* _Required action_: Start to finish, copy the data exactly.

'''

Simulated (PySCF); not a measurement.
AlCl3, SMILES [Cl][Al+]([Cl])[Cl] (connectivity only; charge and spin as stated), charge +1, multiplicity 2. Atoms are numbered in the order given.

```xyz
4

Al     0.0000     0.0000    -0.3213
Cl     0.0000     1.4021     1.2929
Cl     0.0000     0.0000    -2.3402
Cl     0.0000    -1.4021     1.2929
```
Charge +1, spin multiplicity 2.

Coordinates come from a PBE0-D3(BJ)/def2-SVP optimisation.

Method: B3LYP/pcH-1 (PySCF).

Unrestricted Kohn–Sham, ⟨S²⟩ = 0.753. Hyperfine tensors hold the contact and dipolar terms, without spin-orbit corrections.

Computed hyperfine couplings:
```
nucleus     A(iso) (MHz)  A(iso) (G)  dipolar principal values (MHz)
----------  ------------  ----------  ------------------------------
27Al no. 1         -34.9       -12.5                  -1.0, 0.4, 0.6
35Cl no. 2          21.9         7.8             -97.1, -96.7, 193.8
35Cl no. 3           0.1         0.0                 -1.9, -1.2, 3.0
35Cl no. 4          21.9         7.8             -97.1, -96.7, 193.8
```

'''

* _Exercise solution_:
Simulated (PySCF); not a measurement.
AlCl3, SMILES [Cl][Al+]([Cl])[Cl] (connectivity only; charge and spin as stated), charge +1, multiplicity 2. Atoms are numbered in the order given.

```xyz
4

Al     0.0000     0.0000    -0.3213
Cl     0.0000     1.4021     1.2929
Cl     0.0000     0.0000    -2.3402
Cl     0.0000    -1.4021     1.2929
```
Charge +1, spin multiplicity 2.

Coordinates come from a PBE0-D3(BJ)/def2-SVP optimisation.

Method: B3LYP/pcH-1 (PySCF).

Unrestricted Kohn–Sham, ⟨S²⟩ = 0.753. Hyperfine tensors hold the contact and dipolar terms, without spin-orbit corrections.

Computed hyperfine couplings:
```
nucleus     A(iso) (MHz)  A(iso) (G)  dipolar principal values (MHz)
----------  ------------  ----------  ------------------------------
27Al no. 1         -34.9       -12.5                  -1.0, 0.4, 0.6
35Cl no. 2          21.9         7.8             -97.1, -96.7, 193.8
35Cl no. 3           0.1         0.0                 -1.9, -1.2, 3.0
35Cl no. 4          21.9         7.8             -97.1, -96.7, 193.8
```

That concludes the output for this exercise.